Exercise
Could you output all of the records below exactly as they appear?

···

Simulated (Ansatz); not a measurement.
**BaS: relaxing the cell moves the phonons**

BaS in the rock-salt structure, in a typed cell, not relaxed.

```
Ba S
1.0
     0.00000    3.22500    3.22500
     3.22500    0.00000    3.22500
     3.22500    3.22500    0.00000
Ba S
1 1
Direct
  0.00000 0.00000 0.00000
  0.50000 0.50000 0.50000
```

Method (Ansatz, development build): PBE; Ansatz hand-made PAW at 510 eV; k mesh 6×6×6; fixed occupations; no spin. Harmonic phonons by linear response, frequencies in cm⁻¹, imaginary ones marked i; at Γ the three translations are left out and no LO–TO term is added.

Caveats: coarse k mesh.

···

Answer area
Simulated (Ansatz); not a measurement.
**BaS: relaxing the cell moves the phonons**

BaS in the rock-salt structure, in a typed cell, not relaxed.

```
Ba S
1.0
     0.00000    3.22500    3.22500
     3.22500    0.00000    3.22500
     3.22500    3.22500    0.00000
Ba S
1 1
Direct
  0.00000 0.00000 0.00000
  0.50000 0.50000 0.50000
```

Method (Ansatz, development build): PBE; Ansatz hand-made PAW at 510 eV; k mesh 6×6×6; fixed occupations; no spin. Harmonic phonons by linear response, frequencies in cm⁻¹, imaginary ones marked i; at Γ the three translations are left out and no LO–TO term is added.

Caveats: coarse k mesh.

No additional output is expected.